=== SUPPLIED MATERIAL ===
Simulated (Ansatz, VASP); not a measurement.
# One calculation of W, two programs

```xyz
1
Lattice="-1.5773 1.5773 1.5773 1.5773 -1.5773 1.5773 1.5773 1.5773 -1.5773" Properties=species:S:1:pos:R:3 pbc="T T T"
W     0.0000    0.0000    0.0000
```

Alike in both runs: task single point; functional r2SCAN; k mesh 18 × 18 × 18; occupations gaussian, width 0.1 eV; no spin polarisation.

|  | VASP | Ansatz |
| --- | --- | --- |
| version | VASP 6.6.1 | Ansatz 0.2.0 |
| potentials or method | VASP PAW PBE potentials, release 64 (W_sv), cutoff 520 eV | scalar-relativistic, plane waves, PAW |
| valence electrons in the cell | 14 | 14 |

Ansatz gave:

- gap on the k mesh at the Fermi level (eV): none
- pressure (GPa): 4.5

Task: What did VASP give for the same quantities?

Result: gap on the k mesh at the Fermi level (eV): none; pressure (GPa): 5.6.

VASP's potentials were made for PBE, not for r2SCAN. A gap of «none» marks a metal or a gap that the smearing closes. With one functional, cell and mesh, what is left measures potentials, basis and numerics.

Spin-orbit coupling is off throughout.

=== TASK ITEM ===
Copy the lines above exactly, beginning at the line that has "# One calculation of W, two programs" and stopping after the line that has "Ansatz 0.2.0 |", and omit the rest.

=== WRITTEN SOLUTION ===
# One calculation of W, two programs

```xyz
1
Lattice="-1.5773 1.5773 1.5773 1.5773 -1.5773 1.5773 1.5773 1.5773 -1.5773" Properties=species:S:1:pos:R:3 pbc="T T T"
W     0.0000    0.0000    0.0000
```

Alike in both runs: task single point; functional r2SCAN; k mesh 18 × 18 × 18; occupations gaussian, width 0.1 eV; no spin polarisation.

|  | VASP | Ansatz |
| --- | --- | --- |
| version | VASP 6.6.1 | Ansatz 0.2.0 |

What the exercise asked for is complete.